▶ **WORK REQUEST**: Would you retype every line below without changing anything?

▶ **SUPPLIED MATERIAL**:
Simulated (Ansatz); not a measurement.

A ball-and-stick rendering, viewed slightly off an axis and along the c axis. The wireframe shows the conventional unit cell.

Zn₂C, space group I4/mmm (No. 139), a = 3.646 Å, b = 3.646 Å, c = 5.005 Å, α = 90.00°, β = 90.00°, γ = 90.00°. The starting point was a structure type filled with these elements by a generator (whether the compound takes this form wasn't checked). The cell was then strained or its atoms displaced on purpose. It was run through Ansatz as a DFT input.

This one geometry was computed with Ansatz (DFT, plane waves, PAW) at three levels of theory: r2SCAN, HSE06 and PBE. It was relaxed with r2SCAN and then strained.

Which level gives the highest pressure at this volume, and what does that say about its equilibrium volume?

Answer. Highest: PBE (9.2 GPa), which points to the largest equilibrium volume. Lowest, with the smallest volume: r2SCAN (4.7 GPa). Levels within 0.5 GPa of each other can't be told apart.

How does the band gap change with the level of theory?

▶ **EXERCISE SOLUTION**:
Simulated (Ansatz); not a measurement.

A ball-and-stick rendering, viewed slightly off an axis and along the c axis. The wireframe shows the conventional unit cell.

Zn₂C, space group I4/mmm (No. 139), a = 3.646 Å, b = 3.646 Å, c = 5.005 Å, α = 90.00°, β = 90.00°, γ = 90.00°. The starting point was a structure type filled with these elements by a generator (whether the compound takes this form wasn't checked). The cell was then strained or its atoms displaced on purpose. It was run through Ansatz as a DFT input.

This one geometry was computed with Ansatz (DFT, plane waves, PAW) at three levels of theory: r2SCAN, HSE06 and PBE. It was relaxed with r2SCAN and then strained.

Which level gives the highest pressure at this volume, and what does that say about its equilibrium volume?

Answer. Highest: PBE (9.2 GPa), which points to the largest equilibrium volume. Lowest, with the smallest volume: r2SCAN (4.7 GPa). Levels within 0.5 GPa of each other can't be told apart.

How does the band gap change with the level of theory?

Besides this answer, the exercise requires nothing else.